▶ _Requirement_
Down to the last line, print the material below verbatim.

[Provided data]
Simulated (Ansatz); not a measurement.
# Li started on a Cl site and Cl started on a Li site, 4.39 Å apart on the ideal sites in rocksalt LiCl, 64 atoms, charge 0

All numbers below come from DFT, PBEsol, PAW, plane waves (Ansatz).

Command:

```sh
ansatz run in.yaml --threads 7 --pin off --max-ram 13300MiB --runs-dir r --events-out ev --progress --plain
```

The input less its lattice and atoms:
[/Provided data]

▶ _Written answer_
Simulated (Ansatz); not a measurement.
# Li started on a Cl site and Cl started on a Li site, 4.39 Å apart on the ideal sites in rocksalt LiCl, 64 atoms, charge 0

All numbers below come from DFT, PBEsol, PAW, plane waves (Ansatz).

Command:

```sh
ansatz run in.yaml --threads 7 --pin off --max-ram 13300MiB --runs-dir r --events-out ev --progress --plain
```

The input less its lattice and atoms:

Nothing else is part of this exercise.